-- Information follows --
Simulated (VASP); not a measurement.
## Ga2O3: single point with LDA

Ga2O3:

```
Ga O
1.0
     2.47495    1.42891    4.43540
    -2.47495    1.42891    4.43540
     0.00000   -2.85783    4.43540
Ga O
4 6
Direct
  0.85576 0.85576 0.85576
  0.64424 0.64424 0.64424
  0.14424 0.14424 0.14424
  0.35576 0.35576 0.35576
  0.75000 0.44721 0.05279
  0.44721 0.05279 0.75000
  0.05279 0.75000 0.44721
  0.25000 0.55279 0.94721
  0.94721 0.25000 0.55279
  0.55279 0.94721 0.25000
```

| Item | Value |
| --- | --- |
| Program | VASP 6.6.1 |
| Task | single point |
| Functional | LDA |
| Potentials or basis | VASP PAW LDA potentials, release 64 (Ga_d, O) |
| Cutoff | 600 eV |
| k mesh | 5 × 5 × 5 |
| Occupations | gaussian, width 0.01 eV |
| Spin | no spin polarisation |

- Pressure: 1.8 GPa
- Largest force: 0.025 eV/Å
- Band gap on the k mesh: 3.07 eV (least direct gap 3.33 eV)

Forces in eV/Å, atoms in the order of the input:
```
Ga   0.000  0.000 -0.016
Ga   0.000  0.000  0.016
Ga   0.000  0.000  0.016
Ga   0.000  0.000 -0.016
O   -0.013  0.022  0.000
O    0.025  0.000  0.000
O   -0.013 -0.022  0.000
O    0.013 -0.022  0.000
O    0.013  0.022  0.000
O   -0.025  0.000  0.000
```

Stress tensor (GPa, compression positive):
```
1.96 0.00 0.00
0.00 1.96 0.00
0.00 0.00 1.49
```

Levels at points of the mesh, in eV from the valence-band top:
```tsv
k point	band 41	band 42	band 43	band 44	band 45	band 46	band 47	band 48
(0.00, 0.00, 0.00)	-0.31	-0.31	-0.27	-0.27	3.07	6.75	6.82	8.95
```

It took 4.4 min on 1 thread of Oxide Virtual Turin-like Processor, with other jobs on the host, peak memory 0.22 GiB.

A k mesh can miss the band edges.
-- Information concluded --

Work task — The range runs from the line above containing "Item | Value |" to the line containing "It took 4.4", inclusive. Restate those lines word for word and no others.

Response —
| Item | Value |
| --- | --- |
| Program | VASP 6.6.1 |
| Task | single point |
| Functional | LDA |
| Potentials or basis | VASP PAW LDA potentials, release 64 (Ga_d, O) |
| Cutoff | 600 eV |
| k mesh | 5 × 5 × 5 |
| Occupations | gaussian, width 0.01 eV |
| Spin | no spin polarisation |

- Pressure: 1.8 GPa
- Largest force: 0.025 eV/Å
- Band gap on the k mesh: 3.07 eV (least direct gap 3.33 eV)

Forces in eV/Å, atoms in the order of the input:
```
Ga   0.000  0.000 -0.016
Ga   0.000  0.000  0.016
Ga   0.000  0.000  0.016
Ga   0.000  0.000 -0.016
O   -0.013  0.022  0.000
O    0.025  0.000  0.000
O   -0.013 -0.022  0.000
O    0.013 -0.022  0.000
O    0.013  0.022  0.000
O   -0.025  0.000  0.000
```

Stress tensor (GPa, compression positive):
```
1.96 0.00 0.00
0.00 1.96 0.00
0.00 0.00 1.49
```

Levels at points of the mesh, in eV from the valence-band top:
```tsv
k point	band 41	band 42	band 43	band 44	band 45	band 46	band 47	band 48
(0.00, 0.00, 0.00)	-0.31	-0.31	-0.27	-0.27	3.07	6.75	6.82	8.95
```

It took 4.4 min on 1 thread of Oxide Virtual Turin-like Processor, with other jobs on the host, peak memory 0.22 GiB.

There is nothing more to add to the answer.